▸ **Work request**: Lines to return, exactly: from the line with "The program does" to the line with "Task: What became of the run, and why?" in the entries below, both included.

▸ **Provided records**:
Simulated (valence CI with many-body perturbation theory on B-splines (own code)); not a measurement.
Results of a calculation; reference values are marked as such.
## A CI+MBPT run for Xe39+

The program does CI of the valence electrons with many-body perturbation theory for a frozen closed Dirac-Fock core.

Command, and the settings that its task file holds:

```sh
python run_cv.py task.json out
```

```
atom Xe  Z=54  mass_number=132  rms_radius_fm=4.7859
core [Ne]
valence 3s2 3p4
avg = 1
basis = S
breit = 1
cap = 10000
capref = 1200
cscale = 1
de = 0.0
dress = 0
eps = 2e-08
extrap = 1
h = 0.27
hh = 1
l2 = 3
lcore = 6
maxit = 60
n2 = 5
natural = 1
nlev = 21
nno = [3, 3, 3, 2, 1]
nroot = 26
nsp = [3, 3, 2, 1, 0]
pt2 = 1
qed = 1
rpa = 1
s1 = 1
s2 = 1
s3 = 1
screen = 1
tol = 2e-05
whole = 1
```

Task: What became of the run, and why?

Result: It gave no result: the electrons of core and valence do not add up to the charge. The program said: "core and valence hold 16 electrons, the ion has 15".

▸ **Your response**:
The program does CI of the valence electrons with many-body perturbation theory for a frozen closed Dirac-Fock core.

Command, and the settings that its task file holds:

```sh
python run_cv.py task.json out
```

```
atom Xe  Z=54  mass_number=132  rms_radius_fm=4.7859
core [Ne]
valence 3s2 3p4
avg = 1
basis = S
breit = 1
cap = 10000
capref = 1200
cscale = 1
de = 0.0
dress = 0
eps = 2e-08
extrap = 1
h = 0.27
hh = 1
l2 = 3
lcore = 6
maxit = 60
n2 = 5
natural = 1
nlev = 21
nno = [3, 3, 3, 2, 1]
nroot = 26
nsp = [3, 3, 2, 1, 0]
pt2 = 1
qed = 1
rpa = 1
s1 = 1
s2 = 1
s3 = 1
screen = 1
tol = 2e-05
whole = 1
```

Task: What became of the run, and why?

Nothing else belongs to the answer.